Requirement:
What do the lines from the top of the data through the line with "- spin–spin couplings" say? Quote them exactly and include both ends.

Data provided:
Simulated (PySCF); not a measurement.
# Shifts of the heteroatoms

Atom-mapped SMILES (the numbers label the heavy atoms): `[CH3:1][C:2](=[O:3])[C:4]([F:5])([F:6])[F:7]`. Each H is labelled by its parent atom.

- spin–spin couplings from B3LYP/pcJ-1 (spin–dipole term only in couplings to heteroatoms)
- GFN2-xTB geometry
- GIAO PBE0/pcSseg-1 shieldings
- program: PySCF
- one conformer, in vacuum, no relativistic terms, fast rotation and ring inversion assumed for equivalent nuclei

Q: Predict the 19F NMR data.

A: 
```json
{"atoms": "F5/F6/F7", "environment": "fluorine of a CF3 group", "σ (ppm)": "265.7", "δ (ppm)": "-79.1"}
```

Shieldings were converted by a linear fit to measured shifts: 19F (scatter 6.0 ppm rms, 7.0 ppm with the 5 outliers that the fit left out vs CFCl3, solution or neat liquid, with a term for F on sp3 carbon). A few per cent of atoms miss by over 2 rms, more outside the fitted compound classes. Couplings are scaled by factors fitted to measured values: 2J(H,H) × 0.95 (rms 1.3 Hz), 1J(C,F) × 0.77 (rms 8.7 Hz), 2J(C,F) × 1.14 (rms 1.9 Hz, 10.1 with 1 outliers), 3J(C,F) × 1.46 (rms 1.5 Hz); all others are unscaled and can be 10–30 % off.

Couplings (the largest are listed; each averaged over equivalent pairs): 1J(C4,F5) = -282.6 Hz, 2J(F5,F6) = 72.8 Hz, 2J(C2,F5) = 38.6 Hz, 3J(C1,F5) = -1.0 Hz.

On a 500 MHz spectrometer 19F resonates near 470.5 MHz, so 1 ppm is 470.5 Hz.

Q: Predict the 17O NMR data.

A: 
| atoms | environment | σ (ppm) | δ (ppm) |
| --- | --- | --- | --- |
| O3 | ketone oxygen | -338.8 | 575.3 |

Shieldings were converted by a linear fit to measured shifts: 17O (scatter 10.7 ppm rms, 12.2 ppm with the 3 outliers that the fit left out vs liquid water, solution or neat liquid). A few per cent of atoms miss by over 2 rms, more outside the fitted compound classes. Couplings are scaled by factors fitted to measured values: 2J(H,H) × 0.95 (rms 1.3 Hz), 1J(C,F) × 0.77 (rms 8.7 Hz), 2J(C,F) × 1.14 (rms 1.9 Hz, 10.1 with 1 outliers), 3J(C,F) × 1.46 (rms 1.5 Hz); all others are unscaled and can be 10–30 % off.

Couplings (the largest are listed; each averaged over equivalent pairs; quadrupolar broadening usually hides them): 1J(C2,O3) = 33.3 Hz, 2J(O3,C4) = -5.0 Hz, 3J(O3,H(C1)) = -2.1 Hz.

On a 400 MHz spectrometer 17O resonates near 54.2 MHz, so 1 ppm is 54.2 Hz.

Written solution:
Simulated (PySCF); not a measurement.
# Shifts of the heteroatoms

Atom-mapped SMILES (the numbers label the heavy atoms): `[CH3:1][C:2](=[O:3])[C:4]([F:5])([F:6])[F:7]`. Each H is labelled by its parent atom.

- spin–spin couplings from B3LYP/pcJ-1 (spin–dipole term only in couplings to heteroatoms)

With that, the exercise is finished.